BEGIN Information supplied

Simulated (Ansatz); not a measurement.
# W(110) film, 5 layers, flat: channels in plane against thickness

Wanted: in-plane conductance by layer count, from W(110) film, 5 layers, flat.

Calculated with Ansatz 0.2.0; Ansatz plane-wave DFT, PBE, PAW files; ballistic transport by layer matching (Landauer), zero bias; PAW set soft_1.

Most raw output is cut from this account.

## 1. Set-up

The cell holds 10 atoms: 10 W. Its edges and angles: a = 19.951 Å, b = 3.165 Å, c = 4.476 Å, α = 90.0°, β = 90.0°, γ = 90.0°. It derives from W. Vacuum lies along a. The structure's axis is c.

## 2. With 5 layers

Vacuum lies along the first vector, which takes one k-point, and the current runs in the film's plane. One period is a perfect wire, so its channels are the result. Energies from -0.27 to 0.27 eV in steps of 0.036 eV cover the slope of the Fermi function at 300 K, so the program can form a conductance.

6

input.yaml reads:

END Information supplied

Work task:
Each record must be repeated exactly as it appears above.

Answer area:
Simulated (Ansatz); not a measurement.
# W(110) film, 5 layers, flat: channels in plane against thickness

Wanted: in-plane conductance by layer count, from W(110) film, 5 layers, flat.

Calculated with Ansatz 0.2.0; Ansatz plane-wave DFT, PBE, PAW files; ballistic transport by layer matching (Landauer), zero bias; PAW set soft_1.

Most raw output is cut from this account.

## 1. Set-up

The cell holds 10 atoms: 10 W. Its edges and angles: a = 19.951 Å, b = 3.165 Å, c = 4.476 Å, α = 90.0°, β = 90.0°, γ = 90.0°. It derives from W. Vacuum lies along a. The structure's axis is c.

## 2. With 5 layers

Vacuum lies along the first vector, which takes one k-point, and the current runs in the film's plane. One period is a perfect wire, so its channels are the result. Energies from -0.27 to 0.27 eV in steps of 0.036 eV cover the slope of the Fermi function at 300 K, so the program can form a conductance.

6

input.yaml reads:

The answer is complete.